Task item: Each line of the records is to be copied verbatim.

*** Opening Material supplied ***
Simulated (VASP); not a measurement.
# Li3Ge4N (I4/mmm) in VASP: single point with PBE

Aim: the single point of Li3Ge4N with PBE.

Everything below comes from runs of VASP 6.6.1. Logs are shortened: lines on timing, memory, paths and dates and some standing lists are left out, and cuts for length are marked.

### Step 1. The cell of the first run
*** Closing Material supplied ***

Written response:
Simulated (VASP); not a measurement.
# Li3Ge4N (I4/mmm) in VASP: single point with PBE

Aim: the single point of Li3Ge4N with PBE.

Everything below comes from runs of VASP 6.6.1. Logs are shortened: lines on timing, memory, paths and dates and some standing lists are left out, and cuts for length are marked.

### Step 1. The cell of the first run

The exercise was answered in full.